- _Data extracts_:
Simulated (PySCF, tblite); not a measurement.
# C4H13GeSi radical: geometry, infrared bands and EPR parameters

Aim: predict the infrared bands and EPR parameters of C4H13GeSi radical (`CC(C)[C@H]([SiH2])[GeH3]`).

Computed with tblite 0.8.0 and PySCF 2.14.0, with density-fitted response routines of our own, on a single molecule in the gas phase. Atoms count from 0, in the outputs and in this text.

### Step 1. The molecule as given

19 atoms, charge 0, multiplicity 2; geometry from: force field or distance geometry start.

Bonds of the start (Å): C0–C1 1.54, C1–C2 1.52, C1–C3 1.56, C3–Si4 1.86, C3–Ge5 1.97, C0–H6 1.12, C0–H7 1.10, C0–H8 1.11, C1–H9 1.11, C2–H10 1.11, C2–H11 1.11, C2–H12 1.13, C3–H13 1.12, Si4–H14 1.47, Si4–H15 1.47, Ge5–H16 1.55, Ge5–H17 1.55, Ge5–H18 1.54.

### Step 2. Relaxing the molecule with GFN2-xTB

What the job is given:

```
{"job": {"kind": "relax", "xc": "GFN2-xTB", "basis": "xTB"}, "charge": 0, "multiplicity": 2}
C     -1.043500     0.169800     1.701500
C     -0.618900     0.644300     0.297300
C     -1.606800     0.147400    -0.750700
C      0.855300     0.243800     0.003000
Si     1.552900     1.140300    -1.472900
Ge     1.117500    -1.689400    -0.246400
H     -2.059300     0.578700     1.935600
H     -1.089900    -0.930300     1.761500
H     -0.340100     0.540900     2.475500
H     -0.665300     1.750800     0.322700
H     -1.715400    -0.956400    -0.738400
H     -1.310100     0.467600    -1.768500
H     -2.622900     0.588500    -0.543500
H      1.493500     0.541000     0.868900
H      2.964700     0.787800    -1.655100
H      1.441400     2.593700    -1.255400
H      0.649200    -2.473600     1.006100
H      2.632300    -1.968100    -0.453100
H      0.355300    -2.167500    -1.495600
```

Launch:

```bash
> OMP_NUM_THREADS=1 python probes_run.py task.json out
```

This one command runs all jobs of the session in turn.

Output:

- _Work item_:
Could you transcribe the entries exactly, from the first line through the line containing "Aim: predict the", and give nothing more?

- _Result_:
Simulated (PySCF, tblite); not a measurement.
# C4H13GeSi radical: geometry, infrared bands and EPR parameters

Aim: predict the infrared bands and EPR parameters of C4H13GeSi radical (`CC(C)[C@H]([SiH2])[GeH3]`).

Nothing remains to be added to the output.